• • • • • • •

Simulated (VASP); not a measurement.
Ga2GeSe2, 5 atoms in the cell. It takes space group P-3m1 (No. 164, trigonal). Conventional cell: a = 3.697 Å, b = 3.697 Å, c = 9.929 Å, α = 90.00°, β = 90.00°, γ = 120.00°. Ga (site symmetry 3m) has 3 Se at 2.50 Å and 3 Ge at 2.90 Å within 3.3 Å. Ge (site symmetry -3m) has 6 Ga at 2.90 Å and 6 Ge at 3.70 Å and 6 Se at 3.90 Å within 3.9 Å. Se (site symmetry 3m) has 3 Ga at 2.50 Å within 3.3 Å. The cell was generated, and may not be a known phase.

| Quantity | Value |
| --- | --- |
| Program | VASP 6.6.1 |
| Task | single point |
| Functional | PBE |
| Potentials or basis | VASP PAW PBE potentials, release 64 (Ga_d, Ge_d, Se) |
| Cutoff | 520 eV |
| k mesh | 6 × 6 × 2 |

• • • • • • •

Repeat, word for word, the lines from the opening of the material through the line containing "Cutoff | 520 eV |".

Simulated (VASP); not a measurement.
Ga2GeSe2, 5 atoms in the cell. It takes space group P-3m1 (No. 164, trigonal). Conventional cell: a = 3.697 Å, b = 3.697 Å, c = 9.929 Å, α = 90.00°, β = 90.00°, γ = 120.00°. Ga (site symmetry 3m) has 3 Se at 2.50 Å and 3 Ge at 2.90 Å within 3.3 Å. Ge (site symmetry -3m) has 6 Ga at 2.90 Å and 6 Ge at 3.70 Å and 6 Se at 3.90 Å within 3.9 Å. Se (site symmetry 3m) has 3 Ga at 2.50 Å within 3.3 Å. The cell was generated, and may not be a known phase.

| Quantity | Value |
| --- | --- |
| Program | VASP 6.6.1 |
| Task | single point |
| Functional | PBE |
| Potentials or basis | VASP PAW PBE potentials, release 64 (Ga_d, Ge_d, Se) |
| Cutoff | 520 eV |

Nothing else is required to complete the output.